**Data section:**
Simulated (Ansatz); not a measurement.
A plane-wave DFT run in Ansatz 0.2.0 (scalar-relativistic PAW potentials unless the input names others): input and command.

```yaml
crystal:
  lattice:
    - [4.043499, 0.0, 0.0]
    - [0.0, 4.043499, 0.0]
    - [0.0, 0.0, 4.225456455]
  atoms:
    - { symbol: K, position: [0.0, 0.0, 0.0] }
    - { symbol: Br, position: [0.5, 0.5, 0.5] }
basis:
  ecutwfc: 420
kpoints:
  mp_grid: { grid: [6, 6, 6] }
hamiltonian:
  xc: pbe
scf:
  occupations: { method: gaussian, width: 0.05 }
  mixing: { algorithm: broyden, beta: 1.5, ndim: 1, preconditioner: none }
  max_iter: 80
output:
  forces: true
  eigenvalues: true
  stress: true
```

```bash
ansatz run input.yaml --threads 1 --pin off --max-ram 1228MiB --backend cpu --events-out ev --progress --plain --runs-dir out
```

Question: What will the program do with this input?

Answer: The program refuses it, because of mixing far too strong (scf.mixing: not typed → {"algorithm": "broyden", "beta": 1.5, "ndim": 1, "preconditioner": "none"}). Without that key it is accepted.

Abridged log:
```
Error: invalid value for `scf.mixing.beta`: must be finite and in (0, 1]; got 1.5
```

**Brief:**
Reproduce verbatim only this range: the first line of the material through the line that contains "Question: What will", inclusive.

**Exercise result:**
Simulated (Ansatz); not a measurement.
A plane-wave DFT run in Ansatz 0.2.0 (scalar-relativistic PAW potentials unless the input names others): input and command.

```yaml
crystal:
  lattice:
    - [4.043499, 0.0, 0.0]
    - [0.0, 4.043499, 0.0]
    - [0.0, 0.0, 4.225456455]
  atoms:
    - { symbol: K, position: [0.0, 0.0, 0.0] }
    - { symbol: Br, position: [0.5, 0.5, 0.5] }
basis:
  ecutwfc: 420
kpoints:
  mp_grid: { grid: [6, 6, 6] }
hamiltonian:
  xc: pbe
scf:
  occupations: { method: gaussian, width: 0.05 }
  mixing: { algorithm: broyden, beta: 1.5, ndim: 1, preconditioner: none }
  max_iter: 80
output:
  forces: true
  eigenvalues: true
  stress: true
```

```bash
ansatz run input.yaml --threads 1 --pin off --max-ram 1228MiB --backend cpu --events-out ev --progress --plain --runs-dir out
```

Question: What will the program do with this input?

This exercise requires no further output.